Activity: Retype each line exactly as it stands, beginning at the first line of the material and finishing with the line that contains "Estimate Ansatz's values.".

Source information:
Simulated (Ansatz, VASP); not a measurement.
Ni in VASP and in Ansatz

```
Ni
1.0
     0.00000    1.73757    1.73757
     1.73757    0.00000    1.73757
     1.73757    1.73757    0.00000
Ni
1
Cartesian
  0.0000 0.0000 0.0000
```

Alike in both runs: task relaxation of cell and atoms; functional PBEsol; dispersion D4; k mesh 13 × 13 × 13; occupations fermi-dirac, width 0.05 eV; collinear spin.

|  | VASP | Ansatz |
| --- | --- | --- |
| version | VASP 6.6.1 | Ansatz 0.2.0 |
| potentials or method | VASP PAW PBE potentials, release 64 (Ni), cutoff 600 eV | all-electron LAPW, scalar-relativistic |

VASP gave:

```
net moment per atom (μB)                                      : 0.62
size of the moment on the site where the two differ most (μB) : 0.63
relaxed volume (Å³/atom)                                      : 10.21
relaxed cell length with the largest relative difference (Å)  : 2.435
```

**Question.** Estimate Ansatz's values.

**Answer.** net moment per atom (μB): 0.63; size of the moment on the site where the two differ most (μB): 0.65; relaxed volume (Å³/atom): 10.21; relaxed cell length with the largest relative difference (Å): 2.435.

Written response:
Simulated (Ansatz, VASP); not a measurement.
Ni in VASP and in Ansatz

```
Ni
1.0
     0.00000    1.73757    1.73757
     1.73757    0.00000    1.73757
     1.73757    1.73757    0.00000
Ni
1
Cartesian
  0.0000 0.0000 0.0000
```

Alike in both runs: task relaxation of cell and atoms; functional PBEsol; dispersion D4; k mesh 13 × 13 × 13; occupations fermi-dirac, width 0.05 eV; collinear spin.

|  | VASP | Ansatz |
| --- | --- | --- |
| version | VASP 6.6.1 | Ansatz 0.2.0 |
| potentials or method | VASP PAW PBE potentials, release 64 (Ni), cutoff 600 eV | all-electron LAPW, scalar-relativistic |

VASP gave:

```
net moment per atom (μB)                                      : 0.62
size of the moment on the site where the two differ most (μB) : 0.63
relaxed volume (Å³/atom)                                      : 10.21
relaxed cell length with the largest relative difference (Å)  : 2.435
```

**Question.** Estimate Ansatz's values.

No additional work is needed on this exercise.